Once the line with "Inputs (values chosen" is found in the entries below, print it and each following line exactly, stopping after the line with "0.15 | torr |"; print nothing else.

## GIVEN ENTRIES
-- Opening Marker --

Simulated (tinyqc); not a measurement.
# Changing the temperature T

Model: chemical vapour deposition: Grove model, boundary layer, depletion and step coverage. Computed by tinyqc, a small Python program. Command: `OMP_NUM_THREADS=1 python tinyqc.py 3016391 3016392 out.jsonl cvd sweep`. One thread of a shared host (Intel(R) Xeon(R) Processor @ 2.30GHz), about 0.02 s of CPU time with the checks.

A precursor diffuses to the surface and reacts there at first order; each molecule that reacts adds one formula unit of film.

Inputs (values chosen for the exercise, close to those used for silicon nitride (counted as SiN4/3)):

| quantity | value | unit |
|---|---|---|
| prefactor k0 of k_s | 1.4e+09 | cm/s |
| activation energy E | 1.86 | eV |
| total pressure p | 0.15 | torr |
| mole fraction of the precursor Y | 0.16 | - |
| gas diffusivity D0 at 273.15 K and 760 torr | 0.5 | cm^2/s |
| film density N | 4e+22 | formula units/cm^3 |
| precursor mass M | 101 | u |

-- Closing Marker --

## TASK SOLUTION
Inputs (values chosen for the exercise, close to those used for silicon nitride (counted as SiN4/3)):

| quantity | value | unit |
|---|---|---|
| prefactor k0 of k_s | 1.4e+09 | cm/s |
| activation energy E | 1.86 | eV |
| total pressure p | 0.15 | torr |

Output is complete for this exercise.